* **Work order**: Every entry must be given again exactly.

* **Extracted records**:
########

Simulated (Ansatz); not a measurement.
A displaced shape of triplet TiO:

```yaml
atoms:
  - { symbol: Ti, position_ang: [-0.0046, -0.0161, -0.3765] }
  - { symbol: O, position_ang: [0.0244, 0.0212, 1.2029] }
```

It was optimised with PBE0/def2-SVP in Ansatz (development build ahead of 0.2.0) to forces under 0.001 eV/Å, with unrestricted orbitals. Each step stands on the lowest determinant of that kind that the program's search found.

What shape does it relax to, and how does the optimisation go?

########

* **Written solution**:
Simulated (Ansatz); not a measurement.
A displaced shape of triplet TiO:

```yaml
atoms:
  - { symbol: Ti, position_ang: [-0.0046, -0.0161, -0.3765] }
  - { symbol: O, position_ang: [0.0244, 0.0212, 1.2029] }
```

It was optimised with PBE0/def2-SVP in Ansatz (development build ahead of 0.2.0) to forces under 0.001 eV/Å, with unrestricted orbitals. Each step stands on the lowest determinant of that kind that the program's search found.

What shape does it relax to, and how does the optimisation go?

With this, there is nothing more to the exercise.